**Required action**
Every line of the records counts; transcribe each one exactly.

**Supplied information**
*** Block opens ***
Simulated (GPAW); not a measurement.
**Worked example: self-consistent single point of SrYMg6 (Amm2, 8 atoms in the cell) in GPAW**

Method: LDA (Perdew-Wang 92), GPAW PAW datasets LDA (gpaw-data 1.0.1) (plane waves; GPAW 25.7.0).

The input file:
*** Block closes ***

**Written answer**
Simulated (GPAW); not a measurement.
**Worked example: self-consistent single point of SrYMg6 (Amm2, 8 atoms in the cell) in GPAW**

Method: LDA (Perdew-Wang 92), GPAW PAW datasets LDA (gpaw-data 1.0.1) (plane waves; GPAW 25.7.0).

The input file:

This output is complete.